Exercise — Nothing but the lines below between the line holding "- Grid cutoff: 800 Ry" and the line holding "A: Largest force 1.43 eV/Å.", inclusive, should appear in the answer, each set down exactly.

Extracted information —
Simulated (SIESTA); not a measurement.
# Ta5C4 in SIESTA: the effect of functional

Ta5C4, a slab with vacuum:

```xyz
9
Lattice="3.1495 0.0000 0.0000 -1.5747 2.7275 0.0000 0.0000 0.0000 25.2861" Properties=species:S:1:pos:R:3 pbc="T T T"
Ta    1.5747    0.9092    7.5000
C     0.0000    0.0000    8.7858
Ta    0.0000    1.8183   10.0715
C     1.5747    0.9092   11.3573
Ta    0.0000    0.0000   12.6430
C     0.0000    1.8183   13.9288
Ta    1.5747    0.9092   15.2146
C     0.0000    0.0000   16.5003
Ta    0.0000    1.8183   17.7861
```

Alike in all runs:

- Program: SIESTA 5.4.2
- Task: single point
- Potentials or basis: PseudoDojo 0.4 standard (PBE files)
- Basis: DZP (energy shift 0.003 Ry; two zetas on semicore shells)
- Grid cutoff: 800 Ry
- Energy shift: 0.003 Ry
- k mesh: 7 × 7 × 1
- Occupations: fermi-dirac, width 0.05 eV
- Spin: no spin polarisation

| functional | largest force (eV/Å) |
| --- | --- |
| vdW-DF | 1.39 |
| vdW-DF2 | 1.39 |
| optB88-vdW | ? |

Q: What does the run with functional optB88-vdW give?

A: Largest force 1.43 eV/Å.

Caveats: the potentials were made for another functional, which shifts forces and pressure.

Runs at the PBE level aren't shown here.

Task result —
- Grid cutoff: 800 Ry
- Energy shift: 0.003 Ry
- k mesh: 7 × 7 × 1
- Occupations: fermi-dirac, width 0.05 eV
- Spin: no spin polarisation

| functional | largest force (eV/Å) |
| --- | --- |
| vdW-DF | 1.39 |
| vdW-DF2 | 1.39 |
| optB88-vdW | ? |

Q: What does the run with functional optB88-vdW give?

A: Largest force 1.43 eV/Å.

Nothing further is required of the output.